§ **Assignment**
Below are some records. Return exactly the lines from the one containing "## Relaxation path: Nb (hcp type)" through the one containing "DFT, PBEsol, PAW", both included, and only those.

§ **Provided data**
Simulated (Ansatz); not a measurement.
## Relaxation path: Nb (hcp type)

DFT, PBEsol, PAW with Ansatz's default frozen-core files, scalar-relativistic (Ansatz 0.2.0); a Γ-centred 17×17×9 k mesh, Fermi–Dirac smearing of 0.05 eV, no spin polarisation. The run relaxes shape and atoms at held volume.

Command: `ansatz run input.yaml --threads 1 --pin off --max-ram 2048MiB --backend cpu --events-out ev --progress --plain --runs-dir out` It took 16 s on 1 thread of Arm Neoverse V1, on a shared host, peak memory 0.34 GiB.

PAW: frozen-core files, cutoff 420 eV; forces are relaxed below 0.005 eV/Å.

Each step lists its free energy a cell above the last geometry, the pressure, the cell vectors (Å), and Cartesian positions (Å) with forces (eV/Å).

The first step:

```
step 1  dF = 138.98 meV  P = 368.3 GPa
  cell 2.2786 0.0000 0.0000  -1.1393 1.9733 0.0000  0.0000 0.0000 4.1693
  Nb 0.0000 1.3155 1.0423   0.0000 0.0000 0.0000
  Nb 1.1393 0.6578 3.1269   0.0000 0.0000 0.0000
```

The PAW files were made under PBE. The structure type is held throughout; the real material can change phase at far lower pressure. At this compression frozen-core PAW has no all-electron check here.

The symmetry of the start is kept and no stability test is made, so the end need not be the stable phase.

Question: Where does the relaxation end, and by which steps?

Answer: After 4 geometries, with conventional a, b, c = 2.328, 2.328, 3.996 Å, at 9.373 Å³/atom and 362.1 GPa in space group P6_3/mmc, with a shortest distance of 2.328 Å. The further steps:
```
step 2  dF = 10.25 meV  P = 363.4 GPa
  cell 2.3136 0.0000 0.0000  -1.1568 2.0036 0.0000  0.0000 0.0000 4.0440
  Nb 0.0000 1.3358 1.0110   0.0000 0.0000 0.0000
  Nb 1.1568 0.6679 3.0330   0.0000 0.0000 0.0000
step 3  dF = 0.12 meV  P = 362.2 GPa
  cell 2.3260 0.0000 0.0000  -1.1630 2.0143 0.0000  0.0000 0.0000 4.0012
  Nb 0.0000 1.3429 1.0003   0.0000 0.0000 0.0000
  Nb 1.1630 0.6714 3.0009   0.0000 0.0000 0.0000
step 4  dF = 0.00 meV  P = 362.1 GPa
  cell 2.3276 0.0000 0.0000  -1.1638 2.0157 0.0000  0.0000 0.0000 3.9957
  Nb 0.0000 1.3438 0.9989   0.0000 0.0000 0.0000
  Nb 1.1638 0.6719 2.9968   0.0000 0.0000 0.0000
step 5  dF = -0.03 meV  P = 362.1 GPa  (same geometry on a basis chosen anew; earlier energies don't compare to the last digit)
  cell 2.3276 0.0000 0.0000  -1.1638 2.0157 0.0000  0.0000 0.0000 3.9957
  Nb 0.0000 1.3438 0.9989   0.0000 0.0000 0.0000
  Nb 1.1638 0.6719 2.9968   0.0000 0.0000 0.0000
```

§ **Task result**
## Relaxation path: Nb (hcp type)

DFT, PBEsol, PAW with Ansatz's default frozen-core files, scalar-relativistic (Ansatz 0.2.0); a Γ-centred 17×17×9 k mesh, Fermi–Dirac smearing of 0.05 eV, no spin polarisation. The run relaxes shape and atoms at held volume.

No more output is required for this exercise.